Type out all the records again exactly.

• • • • • • •

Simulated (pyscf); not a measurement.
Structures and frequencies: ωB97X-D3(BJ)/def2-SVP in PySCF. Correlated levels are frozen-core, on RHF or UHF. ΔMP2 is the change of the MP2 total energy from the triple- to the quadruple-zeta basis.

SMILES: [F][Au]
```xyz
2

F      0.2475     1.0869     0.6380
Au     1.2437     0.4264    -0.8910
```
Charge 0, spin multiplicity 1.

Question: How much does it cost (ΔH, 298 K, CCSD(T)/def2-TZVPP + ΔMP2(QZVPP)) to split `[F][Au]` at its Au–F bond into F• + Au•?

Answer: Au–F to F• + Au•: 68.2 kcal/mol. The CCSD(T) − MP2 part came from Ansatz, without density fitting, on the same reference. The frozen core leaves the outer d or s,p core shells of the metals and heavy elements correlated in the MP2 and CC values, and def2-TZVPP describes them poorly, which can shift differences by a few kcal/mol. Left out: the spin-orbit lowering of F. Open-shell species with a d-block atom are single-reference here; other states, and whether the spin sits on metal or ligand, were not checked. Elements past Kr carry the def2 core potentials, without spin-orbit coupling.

• • • • • • •

YOUR SOLUTION:
Simulated (pyscf); not a measurement.
Structures and frequencies: ωB97X-D3(BJ)/def2-SVP in PySCF. Correlated levels are frozen-core, on RHF or UHF. ΔMP2 is the change of the MP2 total energy from the triple- to the quadruple-zeta basis.

SMILES: [F][Au]
```xyz
2

F      0.2475     1.0869     0.6380
Au     1.2437     0.4264    -0.8910
```
Charge 0, spin multiplicity 1.

Question: How much does it cost (ΔH, 298 K, CCSD(T)/def2-TZVPP + ΔMP2(QZVPP)) to split `[F][Au]` at its Au–F bond into F• + Au•?

Answer: Au–F to F• + Au•: 68.2 kcal/mol. The CCSD(T) − MP2 part came from Ansatz, without density fitting, on the same reference. The frozen core leaves the outer d or s,p core shells of the metals and heavy elements correlated in the MP2 and CC values, and def2-TZVPP describes them poorly, which can shift differences by a few kcal/mol. Left out: the spin-orbit lowering of F. Open-shell species with a d-block atom are single-reference here; other states, and whether the spin sits on metal or ligand, were not checked. Elements past Kr carry the def2 core potentials, without spin-orbit coupling.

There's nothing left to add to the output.